**INFORMATION SUPPLIED**:
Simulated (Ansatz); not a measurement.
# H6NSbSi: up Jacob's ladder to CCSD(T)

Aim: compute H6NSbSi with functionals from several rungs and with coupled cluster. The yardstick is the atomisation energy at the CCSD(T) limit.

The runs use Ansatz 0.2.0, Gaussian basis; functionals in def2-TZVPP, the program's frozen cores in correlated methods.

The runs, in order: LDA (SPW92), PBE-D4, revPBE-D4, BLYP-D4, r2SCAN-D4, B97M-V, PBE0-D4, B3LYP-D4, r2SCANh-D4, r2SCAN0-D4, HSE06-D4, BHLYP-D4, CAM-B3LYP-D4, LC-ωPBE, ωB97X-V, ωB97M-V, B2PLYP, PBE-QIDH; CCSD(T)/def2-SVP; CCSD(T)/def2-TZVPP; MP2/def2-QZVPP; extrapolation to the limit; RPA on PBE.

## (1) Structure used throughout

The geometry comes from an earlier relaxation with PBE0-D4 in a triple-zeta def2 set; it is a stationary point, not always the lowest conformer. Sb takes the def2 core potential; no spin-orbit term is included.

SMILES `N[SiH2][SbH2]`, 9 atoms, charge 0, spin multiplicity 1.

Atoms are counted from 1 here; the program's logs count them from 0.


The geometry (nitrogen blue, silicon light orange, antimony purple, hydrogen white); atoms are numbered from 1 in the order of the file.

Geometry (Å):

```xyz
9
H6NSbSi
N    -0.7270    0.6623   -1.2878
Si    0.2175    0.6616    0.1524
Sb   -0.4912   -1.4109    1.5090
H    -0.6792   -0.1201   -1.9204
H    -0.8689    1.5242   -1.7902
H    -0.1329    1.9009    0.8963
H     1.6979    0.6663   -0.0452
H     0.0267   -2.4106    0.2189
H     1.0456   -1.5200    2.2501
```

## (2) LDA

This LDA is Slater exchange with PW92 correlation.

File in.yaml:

**WORK REQUEST**:
Which lines should be output? Exactly those from the first line of the data through the line containing "The runs use", inclusive.

**TASK RESULT**:
Simulated (Ansatz); not a measurement.
# H6NSbSi: up Jacob's ladder to CCSD(T)

Aim: compute H6NSbSi with functionals from several rungs and with coupled cluster. The yardstick is the atomisation energy at the CCSD(T) limit.

The runs use Ansatz 0.2.0, Gaussian basis; functionals in def2-TZVPP, the program's frozen cores in correlated methods.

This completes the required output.